GIVEN INFORMATION
◆ ◆ ◆ ◆ ◆ ◆ ◆
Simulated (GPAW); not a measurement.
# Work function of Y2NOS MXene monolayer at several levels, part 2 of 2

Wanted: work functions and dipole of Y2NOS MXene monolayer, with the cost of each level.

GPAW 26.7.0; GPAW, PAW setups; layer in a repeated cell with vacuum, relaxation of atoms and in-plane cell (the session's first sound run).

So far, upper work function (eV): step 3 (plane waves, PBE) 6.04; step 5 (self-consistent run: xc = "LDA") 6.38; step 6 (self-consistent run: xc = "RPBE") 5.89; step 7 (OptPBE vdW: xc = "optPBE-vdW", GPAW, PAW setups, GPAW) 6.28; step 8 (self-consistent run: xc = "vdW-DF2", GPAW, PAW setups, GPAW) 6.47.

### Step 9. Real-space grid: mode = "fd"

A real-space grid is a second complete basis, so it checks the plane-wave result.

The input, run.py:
◆ ◆ ◆ ◆ ◆ ◆ ◆

WORK ITEM
Give back all of the entries above, unchanged in every word.

SOLUTION
Simulated (GPAW); not a measurement.
# Work function of Y2NOS MXene monolayer at several levels, part 2 of 2

Wanted: work functions and dipole of Y2NOS MXene monolayer, with the cost of each level.

GPAW 26.7.0; GPAW, PAW setups; layer in a repeated cell with vacuum, relaxation of atoms and in-plane cell (the session's first sound run).

So far, upper work function (eV): step 3 (plane waves, PBE) 6.04; step 5 (self-consistent run: xc = "LDA") 6.38; step 6 (self-consistent run: xc = "RPBE") 5.89; step 7 (OptPBE vdW: xc = "optPBE-vdW", GPAW, PAW setups, GPAW) 6.28; step 8 (self-consistent run: xc = "vdW-DF2", GPAW, PAW setups, GPAW) 6.47.

### Step 9. Real-space grid: mode = "fd"

A real-space grid is a second complete basis, so it checks the plane-wave result.

The input, run.py:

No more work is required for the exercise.